PROVIDED RECORDS:
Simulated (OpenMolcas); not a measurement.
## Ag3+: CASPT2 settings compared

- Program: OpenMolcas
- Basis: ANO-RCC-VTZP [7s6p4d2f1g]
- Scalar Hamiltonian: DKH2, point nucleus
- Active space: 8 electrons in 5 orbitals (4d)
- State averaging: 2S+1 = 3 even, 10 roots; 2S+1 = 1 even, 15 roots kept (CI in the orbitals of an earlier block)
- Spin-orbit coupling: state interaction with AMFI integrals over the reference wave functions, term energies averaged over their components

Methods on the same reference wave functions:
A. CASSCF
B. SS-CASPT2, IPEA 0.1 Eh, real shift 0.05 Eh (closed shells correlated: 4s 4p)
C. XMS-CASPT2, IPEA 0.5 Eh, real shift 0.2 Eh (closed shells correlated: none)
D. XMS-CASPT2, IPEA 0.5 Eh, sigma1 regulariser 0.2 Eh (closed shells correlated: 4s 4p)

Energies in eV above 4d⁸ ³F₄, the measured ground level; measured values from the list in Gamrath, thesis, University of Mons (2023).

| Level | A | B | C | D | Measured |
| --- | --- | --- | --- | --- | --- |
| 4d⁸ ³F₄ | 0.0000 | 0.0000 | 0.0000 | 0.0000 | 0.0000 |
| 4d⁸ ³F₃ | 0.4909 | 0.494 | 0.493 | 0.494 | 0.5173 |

WORK ITEM:
Could you retype exactly the lines above, starting at the line that contains "D | Measured |" and ending at the line that contains "0.0000 | 0.0000 | 0.0000 |", and nothing more?

ANSWER AREA:
| Level | A | B | C | D | Measured |
| --- | --- | --- | --- | --- | --- |
| 4d⁸ ³F₄ | 0.0000 | 0.0000 | 0.0000 | 0.0000 | 0.0000 |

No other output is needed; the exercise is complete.